Work request
Your task is to repeat the listing exactly.

▼
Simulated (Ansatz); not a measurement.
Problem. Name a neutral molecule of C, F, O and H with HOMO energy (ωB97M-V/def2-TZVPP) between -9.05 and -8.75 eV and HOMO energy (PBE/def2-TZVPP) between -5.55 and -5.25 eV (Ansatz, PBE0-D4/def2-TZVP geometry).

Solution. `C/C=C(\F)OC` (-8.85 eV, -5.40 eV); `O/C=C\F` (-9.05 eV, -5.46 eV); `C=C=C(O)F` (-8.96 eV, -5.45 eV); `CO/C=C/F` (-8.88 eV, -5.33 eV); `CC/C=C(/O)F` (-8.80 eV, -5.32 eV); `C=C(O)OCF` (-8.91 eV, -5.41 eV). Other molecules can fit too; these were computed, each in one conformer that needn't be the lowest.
▲

Exercise response
Simulated (Ansatz); not a measurement.
Problem. Name a neutral molecule of C, F, O and H with HOMO energy (ωB97M-V/def2-TZVPP) between -9.05 and -8.75 eV and HOMO energy (PBE/def2-TZVPP) between -5.55 and -5.25 eV (Ansatz, PBE0-D4/def2-TZVP geometry).

Solution. `C/C=C(\F)OC` (-8.85 eV, -5.40 eV); `O/C=C\F` (-9.05 eV, -5.46 eV); `C=C=C(O)F` (-8.96 eV, -5.45 eV); `CO/C=C/F` (-8.88 eV, -5.33 eV); `CC/C=C(/O)F` (-8.80 eV, -5.32 eV); `C=C(O)OCF` (-8.91 eV, -5.41 eV). Other molecules can fit too; these were computed, each in one conformer that needn't be the lowest.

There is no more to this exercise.